Task item: Write out the data below exactly, from its first line to the line containing "A: Over 24 steps", that line included.

Dataset records:
Segment Open

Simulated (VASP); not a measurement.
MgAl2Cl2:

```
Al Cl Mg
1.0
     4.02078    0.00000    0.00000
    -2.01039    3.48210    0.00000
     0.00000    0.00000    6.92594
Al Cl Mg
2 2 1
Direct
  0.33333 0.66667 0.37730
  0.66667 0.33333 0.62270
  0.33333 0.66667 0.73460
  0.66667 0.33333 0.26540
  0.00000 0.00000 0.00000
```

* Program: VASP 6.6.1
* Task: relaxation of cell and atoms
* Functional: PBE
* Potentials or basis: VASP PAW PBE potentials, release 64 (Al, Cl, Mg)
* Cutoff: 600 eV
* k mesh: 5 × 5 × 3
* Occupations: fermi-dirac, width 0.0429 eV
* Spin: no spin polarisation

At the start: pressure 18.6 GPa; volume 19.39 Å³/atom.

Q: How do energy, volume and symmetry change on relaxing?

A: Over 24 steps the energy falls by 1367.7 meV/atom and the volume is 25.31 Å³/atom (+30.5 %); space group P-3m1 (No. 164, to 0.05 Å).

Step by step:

Segment Closed

Exercise answer:
Simulated (VASP); not a measurement.
MgAl2Cl2:

```
Al Cl Mg
1.0
     4.02078    0.00000    0.00000
    -2.01039    3.48210    0.00000
     0.00000    0.00000    6.92594
Al Cl Mg
2 2 1
Direct
  0.33333 0.66667 0.37730
  0.66667 0.33333 0.62270
  0.33333 0.66667 0.73460
  0.66667 0.33333 0.26540
  0.00000 0.00000 0.00000
```

* Program: VASP 6.6.1
* Task: relaxation of cell and atoms
* Functional: PBE
* Potentials or basis: VASP PAW PBE potentials, release 64 (Al, Cl, Mg)
* Cutoff: 600 eV
* k mesh: 5 × 5 × 3
* Occupations: fermi-dirac, width 0.0429 eV
* Spin: no spin polarisation

At the start: pressure 18.6 GPa; volume 19.39 Å³/atom.

Q: How do energy, volume and symmetry change on relaxing?

A: Over 24 steps the energy falls by 1367.7 meV/atom and the volume is 25.31 Å³/atom (+30.5 %); space group P-3m1 (No. 164, to 0.05 Å).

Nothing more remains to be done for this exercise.